Assignment: Return the data in full, exactly as it was written.

Segment Start: Records provided
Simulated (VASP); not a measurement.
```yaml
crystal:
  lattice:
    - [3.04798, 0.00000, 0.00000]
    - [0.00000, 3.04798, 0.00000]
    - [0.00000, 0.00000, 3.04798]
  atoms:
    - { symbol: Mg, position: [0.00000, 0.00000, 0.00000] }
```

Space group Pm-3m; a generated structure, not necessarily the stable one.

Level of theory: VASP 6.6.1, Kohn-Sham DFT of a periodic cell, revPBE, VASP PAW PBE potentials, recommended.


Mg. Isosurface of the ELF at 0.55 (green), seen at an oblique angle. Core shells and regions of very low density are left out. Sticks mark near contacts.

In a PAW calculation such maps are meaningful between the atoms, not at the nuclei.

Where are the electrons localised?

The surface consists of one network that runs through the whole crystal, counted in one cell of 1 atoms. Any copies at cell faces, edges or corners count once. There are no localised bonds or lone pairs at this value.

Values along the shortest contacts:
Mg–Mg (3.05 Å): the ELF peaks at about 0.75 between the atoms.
Segment End: Records provided

Response:
Simulated (VASP); not a measurement.
```yaml
crystal:
  lattice:
    - [3.04798, 0.00000, 0.00000]
    - [0.00000, 3.04798, 0.00000]
    - [0.00000, 0.00000, 3.04798]
  atoms:
    - { symbol: Mg, position: [0.00000, 0.00000, 0.00000] }
```

Space group Pm-3m; a generated structure, not necessarily the stable one.

Level of theory: VASP 6.6.1, Kohn-Sham DFT of a periodic cell, revPBE, VASP PAW PBE potentials, recommended.


Mg. Isosurface of the ELF at 0.55 (green), seen at an oblique angle. Core shells and regions of very low density are left out. Sticks mark near contacts.

In a PAW calculation such maps are meaningful between the atoms, not at the nuclei.

Where are the electrons localised?

The surface consists of one network that runs through the whole crystal, counted in one cell of 1 atoms. Any copies at cell faces, edges or corners count once. There are no localised bonds or lone pairs at this value.

Values along the shortest contacts:
Mg–Mg (3.05 Å): the ELF peaks at about 0.75 between the atoms.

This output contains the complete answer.